_Requirement_: Print nothing but the lines below starting at the line that holds "Q: Name the" and ending at the line that holds "(D) C18H24 rod", including both, each exactly as written.

▼

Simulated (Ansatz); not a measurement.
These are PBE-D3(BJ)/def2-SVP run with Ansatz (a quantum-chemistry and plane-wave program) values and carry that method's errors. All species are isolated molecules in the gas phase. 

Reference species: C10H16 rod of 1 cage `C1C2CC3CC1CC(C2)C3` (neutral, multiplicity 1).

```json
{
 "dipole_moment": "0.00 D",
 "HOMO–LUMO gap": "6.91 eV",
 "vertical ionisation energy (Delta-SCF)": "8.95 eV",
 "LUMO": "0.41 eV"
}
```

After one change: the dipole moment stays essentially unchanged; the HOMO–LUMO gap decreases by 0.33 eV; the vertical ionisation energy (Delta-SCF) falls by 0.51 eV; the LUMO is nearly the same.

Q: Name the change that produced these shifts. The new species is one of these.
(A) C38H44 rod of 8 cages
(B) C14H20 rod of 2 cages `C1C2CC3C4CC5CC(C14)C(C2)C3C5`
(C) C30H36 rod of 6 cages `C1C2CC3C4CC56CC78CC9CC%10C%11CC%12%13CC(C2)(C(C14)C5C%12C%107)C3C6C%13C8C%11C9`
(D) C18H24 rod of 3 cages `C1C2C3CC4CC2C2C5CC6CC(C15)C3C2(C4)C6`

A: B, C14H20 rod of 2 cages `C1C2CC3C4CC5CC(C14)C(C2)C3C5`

▲

_Problem solution_:
Q: Name the change that produced these shifts. The new species is one of these.
(A) C38H44 rod of 8 cages
(B) C14H20 rod of 2 cages `C1C2CC3C4CC5CC(C14)C(C2)C3C5`
(C) C30H36 rod of 6 cages `C1C2CC3C4CC56CC78CC9CC%10C%11CC%12%13CC(C2)(C(C14)C5C%12C%107)C3C6C%13C8C%11C9`
(D) C18H24 rod of 3 cages `C1C2C3CC4CC2C2C5CC6CC(C15)C3C2(C4)C6`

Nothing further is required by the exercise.